---------- Dataset extract ----------

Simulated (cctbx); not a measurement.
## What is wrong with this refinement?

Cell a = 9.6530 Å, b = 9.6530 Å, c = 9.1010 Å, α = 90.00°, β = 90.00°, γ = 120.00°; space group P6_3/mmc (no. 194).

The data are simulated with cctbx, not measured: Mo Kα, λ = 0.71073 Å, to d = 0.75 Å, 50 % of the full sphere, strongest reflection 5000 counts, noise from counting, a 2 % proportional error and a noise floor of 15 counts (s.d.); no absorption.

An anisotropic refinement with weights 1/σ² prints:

----------

**Action item**
Everything starting at the line containing "## What is wrong with this refinement?" and ending at the line containing "The data are" in the records above should be repeated exactly, and only that.

**Written response**
## What is wrong with this refinement?

Cell a = 9.6530 Å, b = 9.6530 Å, c = 9.1010 Å, α = 90.00°, β = 90.00°, γ = 120.00°; space group P6_3/mmc (no. 194).

The data are simulated with cctbx, not measured: Mo Kα, λ = 0.71073 Å, to d = 0.75 Å, 50 % of the full sphere, strongest reflection 5000 counts, noise from counting, a 2 % proportional error and a noise floor of 15 counts (s.d.); no absorption.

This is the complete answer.